◆ ASSIGNED TASK:
Up to and including the line that contains "Charge 0, spin multiplicity 2.", reproduce every line exactly, beginning with the first line below.

◆ RECORDS PROVIDED:
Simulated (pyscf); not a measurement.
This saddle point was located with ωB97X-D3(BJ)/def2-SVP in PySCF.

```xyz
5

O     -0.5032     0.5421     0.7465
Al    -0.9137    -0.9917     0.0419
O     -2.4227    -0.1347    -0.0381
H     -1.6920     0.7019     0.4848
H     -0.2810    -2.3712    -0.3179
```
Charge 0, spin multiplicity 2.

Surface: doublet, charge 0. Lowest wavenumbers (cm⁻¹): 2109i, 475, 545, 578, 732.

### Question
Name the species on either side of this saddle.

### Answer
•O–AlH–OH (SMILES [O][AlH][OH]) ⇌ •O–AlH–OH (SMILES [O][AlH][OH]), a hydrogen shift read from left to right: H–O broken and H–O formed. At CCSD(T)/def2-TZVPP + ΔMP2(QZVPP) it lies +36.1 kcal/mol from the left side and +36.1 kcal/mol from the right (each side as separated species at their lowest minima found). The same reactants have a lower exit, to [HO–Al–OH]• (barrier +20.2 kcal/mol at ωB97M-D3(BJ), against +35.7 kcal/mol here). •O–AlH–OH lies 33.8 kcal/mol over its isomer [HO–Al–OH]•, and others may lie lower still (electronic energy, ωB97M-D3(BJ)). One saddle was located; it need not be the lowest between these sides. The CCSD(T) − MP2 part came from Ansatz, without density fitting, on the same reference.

◆ RESULT:
Simulated (pyscf); not a measurement.
This saddle point was located with ωB97X-D3(BJ)/def2-SVP in PySCF.

```xyz
5

O     -0.5032     0.5421     0.7465
Al    -0.9137    -0.9917     0.0419
O     -2.4227    -0.1347    -0.0381
H     -1.6920     0.7019     0.4848
H     -0.2810    -2.3712    -0.3179
```
Charge 0, spin multiplicity 2.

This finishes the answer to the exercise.